START Given entries

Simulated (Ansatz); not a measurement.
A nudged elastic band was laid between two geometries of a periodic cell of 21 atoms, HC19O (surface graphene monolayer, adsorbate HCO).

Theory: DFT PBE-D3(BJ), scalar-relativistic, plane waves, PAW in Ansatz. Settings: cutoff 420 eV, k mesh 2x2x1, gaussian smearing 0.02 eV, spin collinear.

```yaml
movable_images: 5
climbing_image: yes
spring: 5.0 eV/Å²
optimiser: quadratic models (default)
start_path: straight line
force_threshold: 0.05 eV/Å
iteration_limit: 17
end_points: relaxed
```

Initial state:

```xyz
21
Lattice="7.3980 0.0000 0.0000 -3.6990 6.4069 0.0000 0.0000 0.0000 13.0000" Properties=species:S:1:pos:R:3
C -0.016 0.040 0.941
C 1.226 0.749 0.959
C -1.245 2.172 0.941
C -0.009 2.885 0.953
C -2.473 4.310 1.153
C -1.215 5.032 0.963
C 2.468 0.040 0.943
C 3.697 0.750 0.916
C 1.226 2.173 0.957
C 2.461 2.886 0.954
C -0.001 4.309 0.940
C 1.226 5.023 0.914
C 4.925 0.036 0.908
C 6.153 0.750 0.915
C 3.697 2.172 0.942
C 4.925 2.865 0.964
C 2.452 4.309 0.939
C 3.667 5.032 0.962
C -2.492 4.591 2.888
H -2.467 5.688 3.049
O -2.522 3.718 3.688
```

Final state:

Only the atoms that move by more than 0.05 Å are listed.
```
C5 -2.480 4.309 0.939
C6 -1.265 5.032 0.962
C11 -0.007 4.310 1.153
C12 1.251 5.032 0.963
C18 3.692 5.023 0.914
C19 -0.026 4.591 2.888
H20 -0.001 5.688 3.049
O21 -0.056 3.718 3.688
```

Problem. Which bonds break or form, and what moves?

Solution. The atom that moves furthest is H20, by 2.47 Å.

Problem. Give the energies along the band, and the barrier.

END Given entries

[Exercise]:
Up to and including the line with "Solution. The atom", repeat the entries exactly, beginning at their first line.

[Written reply]:
Simulated (Ansatz); not a measurement.
A nudged elastic band was laid between two geometries of a periodic cell of 21 atoms, HC19O (surface graphene monolayer, adsorbate HCO).

Theory: DFT PBE-D3(BJ), scalar-relativistic, plane waves, PAW in Ansatz. Settings: cutoff 420 eV, k mesh 2x2x1, gaussian smearing 0.02 eV, spin collinear.

```yaml
movable_images: 5
climbing_image: yes
spring: 5.0 eV/Å²
optimiser: quadratic models (default)
start_path: straight line
force_threshold: 0.05 eV/Å
iteration_limit: 17
end_points: relaxed
```

Initial state:

```xyz
21
Lattice="7.3980 0.0000 0.0000 -3.6990 6.4069 0.0000 0.0000 0.0000 13.0000" Properties=species:S:1:pos:R:3
C -0.016 0.040 0.941
C 1.226 0.749 0.959
C -1.245 2.172 0.941
C -0.009 2.885 0.953
C -2.473 4.310 1.153
C -1.215 5.032 0.963
C 2.468 0.040 0.943
C 3.697 0.750 0.916
C 1.226 2.173 0.957
C 2.461 2.886 0.954
C -0.001 4.309 0.940
C 1.226 5.023 0.914
C 4.925 0.036 0.908
C 6.153 0.750 0.915
C 3.697 2.172 0.942
C 4.925 2.865 0.964
C 2.452 4.309 0.939
C 3.667 5.032 0.962
C -2.492 4.591 2.888
H -2.467 5.688 3.049
O -2.522 3.718 3.688
```

Final state:

Only the atoms that move by more than 0.05 Å are listed.
```
C5 -2.480 4.309 0.939
C6 -1.265 5.032 0.962
C11 -0.007 4.310 1.153
C12 1.251 5.032 0.963
C18 3.692 5.023 0.914
C19 -0.026 4.591 2.888
H20 -0.001 5.688 3.049
O21 -0.056 3.718 3.688
```

Problem. Which bonds break or form, and what moves?

Solution. The atom that moves furthest is H20, by 2.47 Å.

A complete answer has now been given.